* [Assigned task] Output the entries verbatim, including every line.

○ ○ ○ ○ ○ ○ ○

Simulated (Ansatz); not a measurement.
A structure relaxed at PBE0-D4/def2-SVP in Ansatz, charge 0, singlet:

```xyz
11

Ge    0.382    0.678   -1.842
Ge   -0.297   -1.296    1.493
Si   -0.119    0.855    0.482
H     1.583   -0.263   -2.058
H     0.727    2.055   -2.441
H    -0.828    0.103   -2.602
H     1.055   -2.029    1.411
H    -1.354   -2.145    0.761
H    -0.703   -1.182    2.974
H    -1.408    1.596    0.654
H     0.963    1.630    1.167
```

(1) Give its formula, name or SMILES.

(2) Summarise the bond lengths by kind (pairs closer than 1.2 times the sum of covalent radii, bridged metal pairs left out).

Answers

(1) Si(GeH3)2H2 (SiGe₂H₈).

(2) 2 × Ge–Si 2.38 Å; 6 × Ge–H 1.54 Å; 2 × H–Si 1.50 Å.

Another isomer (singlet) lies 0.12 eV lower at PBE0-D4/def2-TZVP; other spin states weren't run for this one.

○ ○ ○ ○ ○ ○ ○

* [Problem solution]
Simulated (Ansatz); not a measurement.
A structure relaxed at PBE0-D4/def2-SVP in Ansatz, charge 0, singlet:

```xyz
11

Ge    0.382    0.678   -1.842
Ge   -0.297   -1.296    1.493
Si   -0.119    0.855    0.482
H     1.583   -0.263   -2.058
H     0.727    2.055   -2.441
H    -0.828    0.103   -2.602
H     1.055   -2.029    1.411
H    -1.354   -2.145    0.761
H    -0.703   -1.182    2.974
H    -1.408    1.596    0.654
H     0.963    1.630    1.167
```

(1) Give its formula, name or SMILES.

(2) Summarise the bond lengths by kind (pairs closer than 1.2 times the sum of covalent radii, bridged metal pairs left out).

Answers

(1) Si(GeH3)2H2 (SiGe₂H₈).

(2) 2 × Ge–Si 2.38 Å; 6 × Ge–H 1.54 Å; 2 × H–Si 1.50 Å.

Another isomer (singlet) lies 0.12 eV lower at PBE0-D4/def2-TZVP; other spin states weren't run for this one.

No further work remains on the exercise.